### [TASK ITEM]
Give back exactly the lines from the start of the listing to the line containing "2 | along (0.58, 0.58, 0.58) |", inclusive, and nothing beyond them.

EXTRACTED MATERIAL START

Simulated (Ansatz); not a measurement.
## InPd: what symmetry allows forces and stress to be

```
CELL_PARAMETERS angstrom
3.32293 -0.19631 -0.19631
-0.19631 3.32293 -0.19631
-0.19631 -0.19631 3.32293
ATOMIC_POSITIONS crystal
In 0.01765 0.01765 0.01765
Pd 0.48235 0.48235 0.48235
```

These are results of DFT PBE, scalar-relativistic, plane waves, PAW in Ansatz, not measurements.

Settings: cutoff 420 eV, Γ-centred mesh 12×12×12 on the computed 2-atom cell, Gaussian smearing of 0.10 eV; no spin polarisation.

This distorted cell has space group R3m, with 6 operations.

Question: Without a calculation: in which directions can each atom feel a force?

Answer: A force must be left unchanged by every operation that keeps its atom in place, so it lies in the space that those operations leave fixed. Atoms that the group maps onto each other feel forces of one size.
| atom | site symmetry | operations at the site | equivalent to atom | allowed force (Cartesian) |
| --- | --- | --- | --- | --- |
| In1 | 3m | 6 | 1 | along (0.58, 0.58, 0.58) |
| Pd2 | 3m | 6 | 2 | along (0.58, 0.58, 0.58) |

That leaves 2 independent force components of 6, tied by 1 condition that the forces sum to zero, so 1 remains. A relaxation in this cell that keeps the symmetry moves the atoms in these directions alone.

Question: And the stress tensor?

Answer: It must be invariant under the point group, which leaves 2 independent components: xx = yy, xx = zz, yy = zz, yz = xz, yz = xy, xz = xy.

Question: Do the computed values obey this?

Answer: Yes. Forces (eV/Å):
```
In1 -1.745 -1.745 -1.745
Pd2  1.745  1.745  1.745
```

EXTRACTED MATERIAL END

### [TASK RESPONSE]
Simulated (Ansatz); not a measurement.
## InPd: what symmetry allows forces and stress to be

```
CELL_PARAMETERS angstrom
3.32293 -0.19631 -0.19631
-0.19631 3.32293 -0.19631
-0.19631 -0.19631 3.32293
ATOMIC_POSITIONS crystal
In 0.01765 0.01765 0.01765
Pd 0.48235 0.48235 0.48235
```

These are results of DFT PBE, scalar-relativistic, plane waves, PAW in Ansatz, not measurements.

Settings: cutoff 420 eV, Γ-centred mesh 12×12×12 on the computed 2-atom cell, Gaussian smearing of 0.10 eV; no spin polarisation.

This distorted cell has space group R3m, with 6 operations.

Question: Without a calculation: in which directions can each atom feel a force?

Answer: A force must be left unchanged by every operation that keeps its atom in place, so it lies in the space that those operations leave fixed. Atoms that the group maps onto each other feel forces of one size.
| atom | site symmetry | operations at the site | equivalent to atom | allowed force (Cartesian) |
| --- | --- | --- | --- | --- |
| In1 | 3m | 6 | 1 | along (0.58, 0.58, 0.58) |
| Pd2 | 3m | 6 | 2 | along (0.58, 0.58, 0.58) |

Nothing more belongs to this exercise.